Where the records below reach the line containing "width 0.1 eV |", start transcribing, and end with the line containing "Q: How do energy, volume", exactly and with nothing else added.

++++
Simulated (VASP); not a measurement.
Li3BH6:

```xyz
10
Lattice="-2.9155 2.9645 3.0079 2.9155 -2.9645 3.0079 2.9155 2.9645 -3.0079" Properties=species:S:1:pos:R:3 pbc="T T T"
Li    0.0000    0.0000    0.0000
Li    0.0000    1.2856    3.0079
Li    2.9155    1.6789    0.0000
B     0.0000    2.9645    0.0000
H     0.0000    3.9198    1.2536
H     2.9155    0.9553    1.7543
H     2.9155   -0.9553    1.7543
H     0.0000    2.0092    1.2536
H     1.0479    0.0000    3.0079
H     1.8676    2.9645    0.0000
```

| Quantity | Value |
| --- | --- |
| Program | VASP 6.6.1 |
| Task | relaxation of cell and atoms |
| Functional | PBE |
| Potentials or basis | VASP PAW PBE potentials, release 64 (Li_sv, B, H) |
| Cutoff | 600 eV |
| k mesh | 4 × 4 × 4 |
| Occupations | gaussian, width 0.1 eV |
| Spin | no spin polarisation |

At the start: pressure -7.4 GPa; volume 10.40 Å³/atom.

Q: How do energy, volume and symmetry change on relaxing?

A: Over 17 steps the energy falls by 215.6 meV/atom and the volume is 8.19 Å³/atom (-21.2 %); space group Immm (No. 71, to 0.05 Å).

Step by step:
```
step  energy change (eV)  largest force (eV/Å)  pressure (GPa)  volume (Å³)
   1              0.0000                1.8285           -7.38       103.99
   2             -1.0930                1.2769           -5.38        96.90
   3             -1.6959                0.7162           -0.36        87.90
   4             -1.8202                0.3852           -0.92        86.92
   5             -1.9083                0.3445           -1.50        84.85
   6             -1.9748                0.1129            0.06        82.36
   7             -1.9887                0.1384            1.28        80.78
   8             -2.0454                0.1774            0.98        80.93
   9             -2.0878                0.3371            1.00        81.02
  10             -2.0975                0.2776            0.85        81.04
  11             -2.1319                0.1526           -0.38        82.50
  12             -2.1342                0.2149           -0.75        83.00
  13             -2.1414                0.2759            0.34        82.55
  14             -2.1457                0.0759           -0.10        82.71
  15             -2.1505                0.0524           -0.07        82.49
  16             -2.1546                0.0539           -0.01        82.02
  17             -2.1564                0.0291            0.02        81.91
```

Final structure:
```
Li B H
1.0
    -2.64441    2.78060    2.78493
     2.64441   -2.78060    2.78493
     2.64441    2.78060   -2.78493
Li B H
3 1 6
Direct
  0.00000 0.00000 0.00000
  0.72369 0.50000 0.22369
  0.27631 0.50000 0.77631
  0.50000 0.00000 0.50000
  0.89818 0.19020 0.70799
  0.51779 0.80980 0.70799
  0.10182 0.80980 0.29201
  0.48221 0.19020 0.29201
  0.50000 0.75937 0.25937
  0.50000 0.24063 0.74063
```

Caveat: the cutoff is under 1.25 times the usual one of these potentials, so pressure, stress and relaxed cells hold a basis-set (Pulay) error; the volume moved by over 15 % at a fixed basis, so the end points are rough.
++++

Response area
| Occupations | gaussian, width 0.1 eV |
| Spin | no spin polarisation |

At the start: pressure -7.4 GPa; volume 10.40 Å³/atom.

Q: How do energy, volume and symmetry change on relaxing?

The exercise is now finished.